§ Requirement
Type again, exactly, the lines below from the start through the line that includes "The structure is".

Data excerpts Start Marker
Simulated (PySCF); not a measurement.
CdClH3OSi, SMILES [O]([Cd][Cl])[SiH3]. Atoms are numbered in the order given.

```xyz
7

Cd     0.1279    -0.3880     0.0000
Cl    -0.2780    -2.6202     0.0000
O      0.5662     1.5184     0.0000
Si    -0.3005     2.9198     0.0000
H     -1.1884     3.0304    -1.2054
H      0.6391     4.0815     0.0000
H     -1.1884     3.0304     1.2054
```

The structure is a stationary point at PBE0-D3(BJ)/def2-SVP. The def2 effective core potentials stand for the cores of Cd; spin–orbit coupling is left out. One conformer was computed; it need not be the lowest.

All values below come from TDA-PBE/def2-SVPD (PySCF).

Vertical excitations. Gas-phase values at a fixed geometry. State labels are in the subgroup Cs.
Data excerpts End Marker

§ Exercise output
Simulated (PySCF); not a measurement.
CdClH3OSi, SMILES [O]([Cd][Cl])[SiH3]. Atoms are numbered in the order given.

```xyz
7

Cd     0.1279    -0.3880     0.0000
Cl    -0.2780    -2.6202     0.0000
O      0.5662     1.5184     0.0000
Si    -0.3005     2.9198     0.0000
H     -1.1884     3.0304    -1.2054
H      0.6391     4.0815     0.0000
H     -1.1884     3.0304     1.2054
```

The structure is a stationary point at PBE0-D3(BJ)/def2-SVP. The def2 effective core potentials stand for the cores of Cd; spin–orbit coupling is left out. One conformer was computed; it need not be the lowest.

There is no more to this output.